Your reply should be the complete data, reproduced exactly.

··········

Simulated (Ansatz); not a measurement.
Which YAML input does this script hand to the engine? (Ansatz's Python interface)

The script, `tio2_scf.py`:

··········

Answer area ::
Simulated (Ansatz); not a measurement.
Which YAML input does this script hand to the engine? (Ansatz's Python interface)

The script, `tio2_scf.py`:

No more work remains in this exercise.